Look through the records below for the line with "The shortest interatomic distance rises". Return that line and each one after it up to and including the line with "The band gap stays zero.", exactly.

________________________________________
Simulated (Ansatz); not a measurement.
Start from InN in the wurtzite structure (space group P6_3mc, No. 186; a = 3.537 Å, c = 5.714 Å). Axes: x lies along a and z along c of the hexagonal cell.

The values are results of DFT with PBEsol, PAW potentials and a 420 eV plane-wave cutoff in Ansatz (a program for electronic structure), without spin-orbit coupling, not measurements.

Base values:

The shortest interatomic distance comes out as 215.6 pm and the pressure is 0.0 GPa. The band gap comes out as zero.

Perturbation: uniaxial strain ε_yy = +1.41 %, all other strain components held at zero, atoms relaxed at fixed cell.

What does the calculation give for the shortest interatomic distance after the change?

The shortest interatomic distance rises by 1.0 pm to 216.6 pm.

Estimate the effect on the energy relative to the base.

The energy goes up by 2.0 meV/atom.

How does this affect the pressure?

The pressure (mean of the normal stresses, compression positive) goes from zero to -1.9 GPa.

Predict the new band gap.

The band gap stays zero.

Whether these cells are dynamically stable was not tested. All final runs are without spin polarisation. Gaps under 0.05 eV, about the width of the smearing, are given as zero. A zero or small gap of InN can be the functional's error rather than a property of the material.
________________________________________

PROBLEM SOLUTION
The shortest interatomic distance rises by 1.0 pm to 216.6 pm.

Estimate the effect on the energy relative to the base.

The energy goes up by 2.0 meV/atom.

How does this affect the pressure?

The pressure (mean of the normal stresses, compression positive) goes from zero to -1.9 GPa.

Predict the new band gap.

The band gap stays zero.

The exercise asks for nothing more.